TASK ITEM:
There is one span to output from the data below: the lines starting at the line with "2. C 1s: 289.68" and ending at the line with "Q: Match each list to its structure.". Output it exactly, ends included, nothing more.

****************

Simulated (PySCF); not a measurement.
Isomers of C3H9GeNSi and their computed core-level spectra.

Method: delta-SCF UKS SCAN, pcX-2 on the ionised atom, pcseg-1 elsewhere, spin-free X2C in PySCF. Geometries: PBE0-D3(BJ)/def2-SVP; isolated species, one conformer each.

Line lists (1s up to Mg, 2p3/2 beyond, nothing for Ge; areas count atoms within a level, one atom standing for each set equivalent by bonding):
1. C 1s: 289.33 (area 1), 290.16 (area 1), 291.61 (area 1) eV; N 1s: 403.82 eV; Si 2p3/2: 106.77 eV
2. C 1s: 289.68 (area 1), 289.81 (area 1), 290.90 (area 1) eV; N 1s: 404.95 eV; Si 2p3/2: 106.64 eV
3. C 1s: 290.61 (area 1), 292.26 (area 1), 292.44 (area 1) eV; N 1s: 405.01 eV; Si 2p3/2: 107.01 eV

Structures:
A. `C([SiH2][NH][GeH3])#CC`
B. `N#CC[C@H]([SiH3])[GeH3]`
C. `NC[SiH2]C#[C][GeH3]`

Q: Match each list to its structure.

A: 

****************

PROBLEM SOLUTION:
2. C 1s: 289.68 (area 1), 289.81 (area 1), 290.90 (area 1) eV; N 1s: 404.95 eV; Si 2p3/2: 106.64 eV
3. C 1s: 290.61 (area 1), 292.26 (area 1), 292.44 (area 1) eV; N 1s: 405.01 eV; Si 2p3/2: 107.01 eV

Structures:
A. `C([SiH2][NH][GeH3])#CC`
B. `N#CC[C@H]([SiH3])[GeH3]`
C. `NC[SiH2]C#[C][GeH3]`

Q: Match each list to its structure.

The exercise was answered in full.